DATASET ENTRIES>
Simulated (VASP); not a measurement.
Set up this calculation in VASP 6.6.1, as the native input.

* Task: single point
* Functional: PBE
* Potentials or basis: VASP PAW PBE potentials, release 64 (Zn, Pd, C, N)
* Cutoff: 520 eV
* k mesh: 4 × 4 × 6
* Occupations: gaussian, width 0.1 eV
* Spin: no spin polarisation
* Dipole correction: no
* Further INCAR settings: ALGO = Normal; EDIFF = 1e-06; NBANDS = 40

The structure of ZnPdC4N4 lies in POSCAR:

EXERCISE> Each entry above must be repeated word for word.

ANSWER SPACE>
Simulated (VASP); not a measurement.
Set up this calculation in VASP 6.6.1, as the native input.

* Task: single point
* Functional: PBE
* Potentials or basis: VASP PAW PBE potentials, release 64 (Zn, Pd, C, N)
* Cutoff: 520 eV
* k mesh: 4 × 4 × 6
* Occupations: gaussian, width 0.1 eV
* Spin: no spin polarisation
* Dipole correction: no
* Further INCAR settings: ALGO = Normal; EDIFF = 1e-06; NBANDS = 40

The structure of ZnPdC4N4 lies in POSCAR:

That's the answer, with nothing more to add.